Action item - Restate the listing exactly.

Available data -
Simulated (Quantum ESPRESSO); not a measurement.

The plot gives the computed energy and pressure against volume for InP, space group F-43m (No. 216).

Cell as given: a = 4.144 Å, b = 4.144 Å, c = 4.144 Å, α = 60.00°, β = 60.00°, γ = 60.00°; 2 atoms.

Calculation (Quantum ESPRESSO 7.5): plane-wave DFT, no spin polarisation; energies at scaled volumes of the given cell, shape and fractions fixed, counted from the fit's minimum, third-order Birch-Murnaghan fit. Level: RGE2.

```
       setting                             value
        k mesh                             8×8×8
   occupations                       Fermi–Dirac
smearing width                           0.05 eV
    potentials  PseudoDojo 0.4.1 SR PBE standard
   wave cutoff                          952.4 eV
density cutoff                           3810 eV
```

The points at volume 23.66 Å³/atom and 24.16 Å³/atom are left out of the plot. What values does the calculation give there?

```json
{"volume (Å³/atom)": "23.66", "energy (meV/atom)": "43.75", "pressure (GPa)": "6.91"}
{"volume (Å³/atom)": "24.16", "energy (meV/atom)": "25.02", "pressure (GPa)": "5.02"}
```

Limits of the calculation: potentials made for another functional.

Written response -
Simulated (Quantum ESPRESSO); not a measurement.

The plot gives the computed energy and pressure against volume for InP, space group F-43m (No. 216).

Cell as given: a = 4.144 Å, b = 4.144 Å, c = 4.144 Å, α = 60.00°, β = 60.00°, γ = 60.00°; 2 atoms.

Calculation (Quantum ESPRESSO 7.5): plane-wave DFT, no spin polarisation; energies at scaled volumes of the given cell, shape and fractions fixed, counted from the fit's minimum, third-order Birch-Murnaghan fit. Level: RGE2.

```
       setting                             value
        k mesh                             8×8×8
   occupations                       Fermi–Dirac
smearing width                           0.05 eV
    potentials  PseudoDojo 0.4.1 SR PBE standard
   wave cutoff                          952.4 eV
density cutoff                           3810 eV
```

The points at volume 23.66 Å³/atom and 24.16 Å³/atom are left out of the plot. What values does the calculation give there?

```json
{"volume (Å³/atom)": "23.66", "energy (meV/atom)": "43.75", "pressure (GPa)": "6.91"}
{"volume (Å³/atom)": "24.16", "energy (meV/atom)": "25.02", "pressure (GPa)": "5.02"}
```

Limits of the calculation: potentials made for another functional.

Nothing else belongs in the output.